• SOURCE MATERIAL:
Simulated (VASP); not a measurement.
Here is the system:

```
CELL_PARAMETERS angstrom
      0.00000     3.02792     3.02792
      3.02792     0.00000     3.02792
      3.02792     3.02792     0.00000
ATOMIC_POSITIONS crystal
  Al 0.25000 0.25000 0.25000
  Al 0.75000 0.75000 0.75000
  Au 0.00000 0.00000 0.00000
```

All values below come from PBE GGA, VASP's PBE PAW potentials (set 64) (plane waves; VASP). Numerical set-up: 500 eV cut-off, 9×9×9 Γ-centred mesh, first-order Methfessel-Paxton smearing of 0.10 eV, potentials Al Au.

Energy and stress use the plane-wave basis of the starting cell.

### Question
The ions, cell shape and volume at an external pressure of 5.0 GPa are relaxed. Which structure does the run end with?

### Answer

• REQUIREMENT: All entries above need to be copied verbatim.

• WORKED SOLUTION:
Simulated (VASP); not a measurement.
Here is the system:

```
CELL_PARAMETERS angstrom
      0.00000     3.02792     3.02792
      3.02792     0.00000     3.02792
      3.02792     3.02792     0.00000
ATOMIC_POSITIONS crystal
  Al 0.25000 0.25000 0.25000
  Al 0.75000 0.75000 0.75000
  Au 0.00000 0.00000 0.00000
```

All values below come from PBE GGA, VASP's PBE PAW potentials (set 64) (plane waves; VASP). Numerical set-up: 500 eV cut-off, 9×9×9 Γ-centred mesh, first-order Methfessel-Paxton smearing of 0.10 eV, potentials Al Au.

Energy and stress use the plane-wave basis of the starting cell.

### Question
The ions, cell shape and volume at an external pressure of 5.0 GPa are relaxed. Which structure does the run end with?

### Answer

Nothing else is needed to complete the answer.